**ASSIGNMENT**
Each entry that follows must be output without any deviation.

(DATA SHOWN Opens)

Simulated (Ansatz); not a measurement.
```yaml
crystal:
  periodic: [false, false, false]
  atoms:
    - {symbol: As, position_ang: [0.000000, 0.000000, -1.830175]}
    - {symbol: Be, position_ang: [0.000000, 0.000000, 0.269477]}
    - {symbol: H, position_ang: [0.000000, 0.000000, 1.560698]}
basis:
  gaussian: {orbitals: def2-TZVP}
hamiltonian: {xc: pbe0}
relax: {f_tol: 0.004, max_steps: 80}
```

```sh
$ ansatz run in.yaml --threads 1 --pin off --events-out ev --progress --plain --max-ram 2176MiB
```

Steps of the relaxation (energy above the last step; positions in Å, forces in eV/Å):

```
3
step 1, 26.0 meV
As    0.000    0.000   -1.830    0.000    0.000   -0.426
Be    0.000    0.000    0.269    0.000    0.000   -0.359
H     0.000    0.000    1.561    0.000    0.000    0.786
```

(DATA SHOWN Closes)

**WORKED SOLUTION**
Simulated (Ansatz); not a measurement.
```yaml
crystal:
  periodic: [false, false, false]
  atoms:
    - {symbol: As, position_ang: [0.000000, 0.000000, -1.830175]}
    - {symbol: Be, position_ang: [0.000000, 0.000000, 0.269477]}
    - {symbol: H, position_ang: [0.000000, 0.000000, 1.560698]}
basis:
  gaussian: {orbitals: def2-TZVP}
hamiltonian: {xc: pbe0}
relax: {f_tol: 0.004, max_steps: 80}
```

```sh
$ ansatz run in.yaml --threads 1 --pin off --events-out ev --progress --plain --max-ram 2176MiB
```

Steps of the relaxation (energy above the last step; positions in Å, forces in eV/Å):

```
3
step 1, 26.0 meV
As    0.000    0.000   -1.830    0.000    0.000   -0.426
Be    0.000    0.000    0.269    0.000    0.000   -0.359
H     0.000    0.000    1.561    0.000    0.000    0.786
```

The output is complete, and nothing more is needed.